§ EXTRACTED INFORMATION:
= = =
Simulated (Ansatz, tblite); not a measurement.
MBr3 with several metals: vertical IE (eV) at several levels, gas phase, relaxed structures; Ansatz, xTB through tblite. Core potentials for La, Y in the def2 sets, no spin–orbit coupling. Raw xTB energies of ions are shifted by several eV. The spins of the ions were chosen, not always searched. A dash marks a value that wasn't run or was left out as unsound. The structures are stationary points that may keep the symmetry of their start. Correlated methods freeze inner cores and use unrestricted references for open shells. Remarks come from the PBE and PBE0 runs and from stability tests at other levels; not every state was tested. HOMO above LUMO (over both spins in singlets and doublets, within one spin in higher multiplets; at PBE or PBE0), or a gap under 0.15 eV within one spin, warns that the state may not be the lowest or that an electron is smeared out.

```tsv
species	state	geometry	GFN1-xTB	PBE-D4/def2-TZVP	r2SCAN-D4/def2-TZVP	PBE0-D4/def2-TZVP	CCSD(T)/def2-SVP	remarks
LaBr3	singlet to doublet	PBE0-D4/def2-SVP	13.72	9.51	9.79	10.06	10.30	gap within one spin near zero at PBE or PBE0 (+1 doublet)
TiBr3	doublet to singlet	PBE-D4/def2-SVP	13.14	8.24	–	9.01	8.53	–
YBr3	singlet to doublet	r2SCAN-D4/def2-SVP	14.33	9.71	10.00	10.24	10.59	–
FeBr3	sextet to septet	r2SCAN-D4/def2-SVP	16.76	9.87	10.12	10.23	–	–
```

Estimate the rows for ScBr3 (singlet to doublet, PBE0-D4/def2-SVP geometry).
= = =

§ ASSIGNED TASK:
Every entry should be output exactly as written, please.

§ SOLUTION:
Simulated (Ansatz, tblite); not a measurement.
MBr3 with several metals: vertical IE (eV) at several levels, gas phase, relaxed structures; Ansatz, xTB through tblite. Core potentials for La, Y in the def2 sets, no spin–orbit coupling. Raw xTB energies of ions are shifted by several eV. The spins of the ions were chosen, not always searched. A dash marks a value that wasn't run or was left out as unsound. The structures are stationary points that may keep the symmetry of their start. Correlated methods freeze inner cores and use unrestricted references for open shells. Remarks come from the PBE and PBE0 runs and from stability tests at other levels; not every state was tested. HOMO above LUMO (over both spins in singlets and doublets, within one spin in higher multiplets; at PBE or PBE0), or a gap under 0.15 eV within one spin, warns that the state may not be the lowest or that an electron is smeared out.

```tsv
species	state	geometry	GFN1-xTB	PBE-D4/def2-TZVP	r2SCAN-D4/def2-TZVP	PBE0-D4/def2-TZVP	CCSD(T)/def2-SVP	remarks
LaBr3	singlet to doublet	PBE0-D4/def2-SVP	13.72	9.51	9.79	10.06	10.30	gap within one spin near zero at PBE or PBE0 (+1 doublet)
TiBr3	doublet to singlet	PBE-D4/def2-SVP	13.14	8.24	–	9.01	8.53	–
YBr3	singlet to doublet	r2SCAN-D4/def2-SVP	14.33	9.71	10.00	10.24	10.59	–
FeBr3	sextet to septet	r2SCAN-D4/def2-SVP	16.76	9.87	10.12	10.23	–	–
```

Estimate the rows for ScBr3 (singlet to doublet, PBE0-D4/def2-SVP geometry).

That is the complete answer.